* Data for analysis *
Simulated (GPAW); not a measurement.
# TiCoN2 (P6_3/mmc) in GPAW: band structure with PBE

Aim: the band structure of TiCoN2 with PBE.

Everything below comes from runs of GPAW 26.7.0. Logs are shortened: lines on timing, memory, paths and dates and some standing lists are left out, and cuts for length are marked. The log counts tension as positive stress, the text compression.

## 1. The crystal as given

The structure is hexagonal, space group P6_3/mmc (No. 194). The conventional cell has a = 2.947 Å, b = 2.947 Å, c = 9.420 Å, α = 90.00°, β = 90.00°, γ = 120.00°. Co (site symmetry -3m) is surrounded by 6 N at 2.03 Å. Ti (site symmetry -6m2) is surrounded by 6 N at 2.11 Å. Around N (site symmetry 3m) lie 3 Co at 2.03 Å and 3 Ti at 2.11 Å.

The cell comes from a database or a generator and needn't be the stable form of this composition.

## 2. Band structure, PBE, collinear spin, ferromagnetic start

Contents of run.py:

* Assignment *
Give again, unchanged, the lines running from the top of the material above through the line that has "The cell comes", and nothing more.

* Task solution *
Simulated (GPAW); not a measurement.
# TiCoN2 (P6_3/mmc) in GPAW: band structure with PBE

Aim: the band structure of TiCoN2 with PBE.

Everything below comes from runs of GPAW 26.7.0. Logs are shortened: lines on timing, memory, paths and dates and some standing lists are left out, and cuts for length are marked. The log counts tension as positive stress, the text compression.

## 1. The crystal as given

The structure is hexagonal, space group P6_3/mmc (No. 194). The conventional cell has a = 2.947 Å, b = 2.947 Å, c = 9.420 Å, α = 90.00°, β = 90.00°, γ = 120.00°. Co (site symmetry -3m) is surrounded by 6 N at 2.03 Å. Ti (site symmetry -6m2) is surrounded by 6 N at 2.11 Å. Around N (site symmetry 3m) lie 3 Co at 2.03 Å and 3 Ti at 2.11 Å.

The cell comes from a database or a generator and needn't be the stable form of this composition.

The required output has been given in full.